WORK INSTRUCTION => Print out the records below with nothing altered.

DATASET EXCERPTS =>
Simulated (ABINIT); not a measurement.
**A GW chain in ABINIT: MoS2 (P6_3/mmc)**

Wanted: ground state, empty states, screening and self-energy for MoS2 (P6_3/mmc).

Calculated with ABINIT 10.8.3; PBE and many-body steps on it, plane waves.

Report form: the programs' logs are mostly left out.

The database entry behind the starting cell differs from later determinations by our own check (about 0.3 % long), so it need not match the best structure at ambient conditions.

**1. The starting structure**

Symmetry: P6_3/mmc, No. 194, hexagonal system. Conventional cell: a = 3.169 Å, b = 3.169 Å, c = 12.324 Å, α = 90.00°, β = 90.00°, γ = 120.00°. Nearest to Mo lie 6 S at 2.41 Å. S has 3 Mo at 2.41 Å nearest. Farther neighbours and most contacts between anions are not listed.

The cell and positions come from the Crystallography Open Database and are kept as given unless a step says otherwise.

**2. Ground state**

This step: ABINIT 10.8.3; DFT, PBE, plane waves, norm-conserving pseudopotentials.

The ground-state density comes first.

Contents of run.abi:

TASK RESPONSE =>
Simulated (ABINIT); not a measurement.
**A GW chain in ABINIT: MoS2 (P6_3/mmc)**

Wanted: ground state, empty states, screening and self-energy for MoS2 (P6_3/mmc).

Calculated with ABINIT 10.8.3; PBE and many-body steps on it, plane waves.

Report form: the programs' logs are mostly left out.

The database entry behind the starting cell differs from later determinations by our own check (about 0.3 % long), so it need not match the best structure at ambient conditions.

**1. The starting structure**

Symmetry: P6_3/mmc, No. 194, hexagonal system. Conventional cell: a = 3.169 Å, b = 3.169 Å, c = 12.324 Å, α = 90.00°, β = 90.00°, γ = 120.00°. Nearest to Mo lie 6 S at 2.41 Å. S has 3 Mo at 2.41 Å nearest. Farther neighbours and most contacts between anions are not listed.

The cell and positions come from the Crystallography Open Database and are kept as given unless a step says otherwise.

**2. Ground state**

This step: ABINIT 10.8.3; DFT, PBE, plane waves, norm-conserving pseudopotentials.

The ground-state density comes first.

Contents of run.abi:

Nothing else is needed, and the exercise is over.